RECORDS PROVIDED:
******
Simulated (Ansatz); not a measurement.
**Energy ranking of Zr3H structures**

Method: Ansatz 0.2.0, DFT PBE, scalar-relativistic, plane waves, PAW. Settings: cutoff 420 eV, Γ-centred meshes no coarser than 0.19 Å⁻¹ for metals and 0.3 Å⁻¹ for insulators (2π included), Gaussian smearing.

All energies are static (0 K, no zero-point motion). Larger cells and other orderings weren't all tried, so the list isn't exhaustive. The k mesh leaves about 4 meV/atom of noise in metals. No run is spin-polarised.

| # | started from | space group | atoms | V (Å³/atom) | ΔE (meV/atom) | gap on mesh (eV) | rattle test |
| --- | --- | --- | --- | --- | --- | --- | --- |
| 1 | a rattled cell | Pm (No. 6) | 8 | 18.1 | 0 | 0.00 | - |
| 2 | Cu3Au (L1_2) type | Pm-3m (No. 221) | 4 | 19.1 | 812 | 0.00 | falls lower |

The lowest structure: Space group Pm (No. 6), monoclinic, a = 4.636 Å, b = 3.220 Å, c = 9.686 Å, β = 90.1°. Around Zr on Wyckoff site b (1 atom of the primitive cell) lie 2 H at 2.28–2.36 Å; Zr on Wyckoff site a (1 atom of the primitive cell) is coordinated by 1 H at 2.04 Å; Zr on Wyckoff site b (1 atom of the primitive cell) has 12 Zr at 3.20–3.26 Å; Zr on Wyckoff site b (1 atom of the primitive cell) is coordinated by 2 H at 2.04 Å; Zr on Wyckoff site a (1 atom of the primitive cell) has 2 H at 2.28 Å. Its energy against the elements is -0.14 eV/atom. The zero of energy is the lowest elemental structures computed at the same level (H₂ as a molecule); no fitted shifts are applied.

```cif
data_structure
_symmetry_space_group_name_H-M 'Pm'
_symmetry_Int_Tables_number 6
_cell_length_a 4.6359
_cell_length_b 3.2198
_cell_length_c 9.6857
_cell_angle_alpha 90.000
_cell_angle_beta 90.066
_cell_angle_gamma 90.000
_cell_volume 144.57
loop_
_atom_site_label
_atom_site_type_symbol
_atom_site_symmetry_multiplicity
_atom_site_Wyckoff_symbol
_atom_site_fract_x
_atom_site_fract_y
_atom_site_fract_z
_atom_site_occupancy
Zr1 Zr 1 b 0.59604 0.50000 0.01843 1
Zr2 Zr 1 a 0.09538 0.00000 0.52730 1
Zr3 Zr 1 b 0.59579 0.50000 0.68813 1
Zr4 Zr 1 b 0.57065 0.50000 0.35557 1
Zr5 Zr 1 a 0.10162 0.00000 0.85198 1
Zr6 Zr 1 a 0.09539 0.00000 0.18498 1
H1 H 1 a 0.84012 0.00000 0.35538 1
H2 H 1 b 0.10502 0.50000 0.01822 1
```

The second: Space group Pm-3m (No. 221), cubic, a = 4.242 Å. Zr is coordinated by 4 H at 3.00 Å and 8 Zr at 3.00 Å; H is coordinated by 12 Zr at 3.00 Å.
******

WORK ORDER:
All that is wanted is the run of lines from the start of the data through the line containing "Method: Ansatz 0.2.0, DFT", copied word for word.

WORKED SOLUTION:
Simulated (Ansatz); not a measurement.
**Energy ranking of Zr3H structures**

Method: Ansatz 0.2.0, DFT PBE, scalar-relativistic, plane waves, PAW. Settings: cutoff 420 eV, Γ-centred meshes no coarser than 0.19 Å⁻¹ for metals and 0.3 Å⁻¹ for insulators (2π included), Gaussian smearing.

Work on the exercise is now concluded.